**Given records:**
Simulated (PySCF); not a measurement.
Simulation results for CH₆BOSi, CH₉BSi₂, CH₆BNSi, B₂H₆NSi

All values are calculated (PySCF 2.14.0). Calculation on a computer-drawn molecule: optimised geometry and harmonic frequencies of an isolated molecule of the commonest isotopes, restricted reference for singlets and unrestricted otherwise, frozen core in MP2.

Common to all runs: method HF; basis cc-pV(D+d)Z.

**Brief:** Exactly as written, repeat the lines from the start of the listing through the line containing "Simulation results for", both included.

**Exercise answer:**
Simulated (PySCF); not a measurement.
Simulation results for CH₆BOSi, CH₉BSi₂, CH₆BNSi, B₂H₆NSi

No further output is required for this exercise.